> _WORK REQUEST_
Output the listing exactly, leaving out no line.

> _DATA SHOWN_
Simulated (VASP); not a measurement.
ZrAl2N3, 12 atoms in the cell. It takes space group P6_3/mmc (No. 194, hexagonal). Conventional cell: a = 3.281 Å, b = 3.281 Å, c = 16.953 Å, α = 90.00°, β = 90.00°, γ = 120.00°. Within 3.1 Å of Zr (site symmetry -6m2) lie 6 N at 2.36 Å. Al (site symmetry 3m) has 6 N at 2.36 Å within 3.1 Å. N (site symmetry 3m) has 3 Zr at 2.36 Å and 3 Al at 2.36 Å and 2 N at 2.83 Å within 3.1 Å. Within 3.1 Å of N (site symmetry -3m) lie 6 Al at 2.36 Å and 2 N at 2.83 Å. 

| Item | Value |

> _WRITTEN RESPONSE_
Simulated (VASP); not a measurement.
ZrAl2N3, 12 atoms in the cell. It takes space group P6_3/mmc (No. 194, hexagonal). Conventional cell: a = 3.281 Å, b = 3.281 Å, c = 16.953 Å, α = 90.00°, β = 90.00°, γ = 120.00°. Within 3.1 Å of Zr (site symmetry -6m2) lie 6 N at 2.36 Å. Al (site symmetry 3m) has 6 N at 2.36 Å within 3.1 Å. N (site symmetry 3m) has 3 Zr at 2.36 Å and 3 Al at 2.36 Å and 2 N at 2.83 Å within 3.1 Å. Within 3.1 Å of N (site symmetry -3m) lie 6 Al at 2.36 Å and 2 N at 2.83 Å. 

| Item | Value |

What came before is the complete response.